══ MATERIAL PROVIDED ══

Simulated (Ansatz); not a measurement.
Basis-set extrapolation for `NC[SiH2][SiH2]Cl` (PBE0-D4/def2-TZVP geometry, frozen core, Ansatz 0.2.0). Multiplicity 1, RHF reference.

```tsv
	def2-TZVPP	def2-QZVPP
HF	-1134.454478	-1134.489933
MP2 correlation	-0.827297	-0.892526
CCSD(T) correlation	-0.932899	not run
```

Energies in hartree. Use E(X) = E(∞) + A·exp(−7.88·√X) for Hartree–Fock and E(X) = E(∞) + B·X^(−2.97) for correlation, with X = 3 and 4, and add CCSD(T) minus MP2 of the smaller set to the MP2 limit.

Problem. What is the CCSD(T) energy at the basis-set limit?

═══

Every line of the data must appear again in the answer, exactly as written.

Simulated (Ansatz); not a measurement.
Basis-set extrapolation for `NC[SiH2][SiH2]Cl` (PBE0-D4/def2-TZVP geometry, frozen core, Ansatz 0.2.0). Multiplicity 1, RHF reference.

```tsv
	def2-TZVPP	def2-QZVPP
HF	-1134.454478	-1134.489933
MP2 correlation	-0.827297	-0.892526
CCSD(T) correlation	-0.932899	not run
```

Energies in hartree. Use E(X) = E(∞) + A·exp(−7.88·√X) for Hartree–Fock and E(X) = E(∞) + B·X^(−2.97) for correlation, with X = 3 and 4, and add CCSD(T) minus MP2 of the smaller set to the MP2 limit.

Problem. What is the CCSD(T) energy at the basis-set limit?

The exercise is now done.